**Brief**
Write the data below out again, exactly as each line reads.

________

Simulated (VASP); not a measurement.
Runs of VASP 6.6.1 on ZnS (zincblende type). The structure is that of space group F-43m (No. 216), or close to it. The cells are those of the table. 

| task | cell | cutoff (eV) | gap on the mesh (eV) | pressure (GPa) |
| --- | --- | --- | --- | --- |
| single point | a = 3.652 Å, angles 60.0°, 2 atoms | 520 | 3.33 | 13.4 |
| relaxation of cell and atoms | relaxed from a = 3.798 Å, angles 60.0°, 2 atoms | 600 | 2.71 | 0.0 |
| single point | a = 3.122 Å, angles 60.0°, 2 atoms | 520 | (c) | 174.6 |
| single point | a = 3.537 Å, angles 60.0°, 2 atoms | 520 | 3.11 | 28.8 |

________

**Your solution**
Simulated (VASP); not a measurement.
Runs of VASP 6.6.1 on ZnS (zincblende type). The structure is that of space group F-43m (No. 216), or close to it. The cells are those of the table. 

| task | cell | cutoff (eV) | gap on the mesh (eV) | pressure (GPa) |
| --- | --- | --- | --- | --- |
| single point | a = 3.652 Å, angles 60.0°, 2 atoms | 520 | 3.33 | 13.4 |
| relaxation of cell and atoms | relaxed from a = 3.798 Å, angles 60.0°, 2 atoms | 600 | 2.71 | 0.0 |
| single point | a = 3.122 Å, angles 60.0°, 2 atoms | 520 | (c) | 174.6 |
| single point | a = 3.537 Å, angles 60.0°, 2 atoms | 520 | 3.11 | 28.8 |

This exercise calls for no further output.